**Work task**. An exact copy of all the data is required.

= = = = =

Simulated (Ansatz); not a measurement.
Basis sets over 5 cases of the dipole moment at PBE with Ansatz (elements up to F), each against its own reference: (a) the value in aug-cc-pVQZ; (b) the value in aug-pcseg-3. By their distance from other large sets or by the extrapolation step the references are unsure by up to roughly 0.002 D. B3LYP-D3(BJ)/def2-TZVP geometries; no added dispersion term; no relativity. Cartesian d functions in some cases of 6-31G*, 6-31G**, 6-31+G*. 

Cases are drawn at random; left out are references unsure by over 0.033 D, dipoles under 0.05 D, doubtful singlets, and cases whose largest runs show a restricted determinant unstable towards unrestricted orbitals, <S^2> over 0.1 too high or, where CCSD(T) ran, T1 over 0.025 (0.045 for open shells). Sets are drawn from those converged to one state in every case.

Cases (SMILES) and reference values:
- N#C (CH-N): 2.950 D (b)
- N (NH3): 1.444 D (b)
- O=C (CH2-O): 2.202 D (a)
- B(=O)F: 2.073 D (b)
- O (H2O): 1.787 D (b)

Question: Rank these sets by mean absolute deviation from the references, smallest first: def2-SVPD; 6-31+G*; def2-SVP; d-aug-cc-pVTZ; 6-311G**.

= = = = =

**Task output**.
Simulated (Ansatz); not a measurement.
Basis sets over 5 cases of the dipole moment at PBE with Ansatz (elements up to F), each against its own reference: (a) the value in aug-cc-pVQZ; (b) the value in aug-pcseg-3. By their distance from other large sets or by the extrapolation step the references are unsure by up to roughly 0.002 D. B3LYP-D3(BJ)/def2-TZVP geometries; no added dispersion term; no relativity. Cartesian d functions in some cases of 6-31G*, 6-31G**, 6-31+G*. 

Cases are drawn at random; left out are references unsure by over 0.033 D, dipoles under 0.05 D, doubtful singlets, and cases whose largest runs show a restricted determinant unstable towards unrestricted orbitals, <S^2> over 0.1 too high or, where CCSD(T) ran, T1 over 0.025 (0.045 for open shells). Sets are drawn from those converged to one state in every case.

Cases (SMILES) and reference values:
- N#C (CH-N): 2.950 D (b)
- N (NH3): 1.444 D (b)
- O=C (CH2-O): 2.202 D (a)
- B(=O)F: 2.073 D (b)
- O (H2O): 1.787 D (b)

Question: Rank these sets by mean absolute deviation from the references, smallest first: def2-SVPD; 6-31+G*; def2-SVP; d-aug-cc-pVTZ; 6-311G**.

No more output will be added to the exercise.